Task item. From the listing below, copy only the lines from the line that contains "(Warnings from the" to the line that contains "No error stopped", counting those two lines as part of the copy.

Source information.
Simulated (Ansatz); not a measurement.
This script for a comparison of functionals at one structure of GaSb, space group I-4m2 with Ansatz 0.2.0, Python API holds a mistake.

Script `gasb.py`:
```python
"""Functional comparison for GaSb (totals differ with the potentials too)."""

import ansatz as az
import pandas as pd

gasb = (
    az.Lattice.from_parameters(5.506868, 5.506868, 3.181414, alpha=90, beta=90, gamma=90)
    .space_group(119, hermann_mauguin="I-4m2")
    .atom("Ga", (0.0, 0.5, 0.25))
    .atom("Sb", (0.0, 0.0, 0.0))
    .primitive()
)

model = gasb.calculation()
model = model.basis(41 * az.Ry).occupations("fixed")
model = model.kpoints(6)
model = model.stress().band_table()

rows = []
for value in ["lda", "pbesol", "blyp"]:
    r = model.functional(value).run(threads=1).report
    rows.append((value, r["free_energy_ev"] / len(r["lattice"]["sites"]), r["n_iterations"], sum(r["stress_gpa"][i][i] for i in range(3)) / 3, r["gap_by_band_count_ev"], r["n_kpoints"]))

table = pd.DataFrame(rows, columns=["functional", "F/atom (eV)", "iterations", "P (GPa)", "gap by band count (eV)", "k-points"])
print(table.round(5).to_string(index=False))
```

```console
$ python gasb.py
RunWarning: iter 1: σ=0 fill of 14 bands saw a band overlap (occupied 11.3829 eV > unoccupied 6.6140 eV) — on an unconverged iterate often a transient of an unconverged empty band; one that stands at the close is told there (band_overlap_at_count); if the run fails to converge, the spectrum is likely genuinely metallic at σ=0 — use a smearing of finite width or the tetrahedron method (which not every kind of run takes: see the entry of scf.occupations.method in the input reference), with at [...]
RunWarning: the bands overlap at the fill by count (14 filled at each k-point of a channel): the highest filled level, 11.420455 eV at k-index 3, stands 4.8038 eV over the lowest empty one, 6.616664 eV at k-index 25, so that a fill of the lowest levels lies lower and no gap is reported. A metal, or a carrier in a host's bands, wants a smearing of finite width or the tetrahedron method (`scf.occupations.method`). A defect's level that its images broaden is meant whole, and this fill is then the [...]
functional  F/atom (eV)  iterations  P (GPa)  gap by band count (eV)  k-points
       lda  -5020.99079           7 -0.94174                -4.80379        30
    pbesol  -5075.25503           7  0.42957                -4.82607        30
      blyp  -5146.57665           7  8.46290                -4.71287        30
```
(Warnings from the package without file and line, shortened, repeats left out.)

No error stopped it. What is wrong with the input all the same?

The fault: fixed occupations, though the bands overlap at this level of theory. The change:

Task result.
(Warnings from the package without file and line, shortened, repeats left out.)

No error stopped it. What is wrong with the input all the same?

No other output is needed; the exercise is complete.